Recorded data:
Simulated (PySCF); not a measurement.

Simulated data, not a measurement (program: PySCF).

Work request: An exact copy of all the entries is the required answer.

Reply:
Simulated (PySCF); not a measurement.

Simulated data, not a measurement (program: PySCF).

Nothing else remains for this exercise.